Please return the whole listing word for word.

START Records provided
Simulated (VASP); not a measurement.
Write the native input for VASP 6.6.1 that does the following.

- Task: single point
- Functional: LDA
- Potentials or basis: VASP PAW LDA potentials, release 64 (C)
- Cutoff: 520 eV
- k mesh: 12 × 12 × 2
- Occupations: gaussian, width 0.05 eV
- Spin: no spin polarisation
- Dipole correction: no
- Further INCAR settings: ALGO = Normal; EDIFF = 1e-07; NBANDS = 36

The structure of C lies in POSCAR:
END Records provided

* **Response box**
Simulated (VASP); not a measurement.
Write the native input for VASP 6.6.1 that does the following.

- Task: single point
- Functional: LDA
- Potentials or basis: VASP PAW LDA potentials, release 64 (C)
- Cutoff: 520 eV
- k mesh: 12 × 12 × 2
- Occupations: gaussian, width 0.05 eV
- Spin: no spin polarisation
- Dipole correction: no
- Further INCAR settings: ALGO = Normal; EDIFF = 1e-07; NBANDS = 36

The structure of C lies in POSCAR:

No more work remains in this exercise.